(Beginning of DATASET ENTRIES)

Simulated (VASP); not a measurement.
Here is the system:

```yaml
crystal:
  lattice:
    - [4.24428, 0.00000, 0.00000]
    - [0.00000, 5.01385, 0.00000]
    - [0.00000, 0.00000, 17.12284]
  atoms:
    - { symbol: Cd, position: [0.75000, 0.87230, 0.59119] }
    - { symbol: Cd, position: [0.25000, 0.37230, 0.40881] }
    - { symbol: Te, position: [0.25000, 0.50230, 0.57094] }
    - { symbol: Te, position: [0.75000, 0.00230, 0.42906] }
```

(End of DATASET ENTRIES)

> WORK TASK:
The records above must be transcribed line for line, exactly.

> TASK ANSWER:
Simulated (VASP); not a measurement.
Here is the system:

```yaml
crystal:
  lattice:
    - [4.24428, 0.00000, 0.00000]
    - [0.00000, 5.01385, 0.00000]
    - [0.00000, 0.00000, 17.12284]
  atoms:
    - { symbol: Cd, position: [0.75000, 0.87230, 0.59119] }
    - { symbol: Cd, position: [0.25000, 0.37230, 0.40881] }
    - { symbol: Te, position: [0.25000, 0.50230, 0.57094] }
    - { symbol: Te, position: [0.75000, 0.00230, 0.42906] }
```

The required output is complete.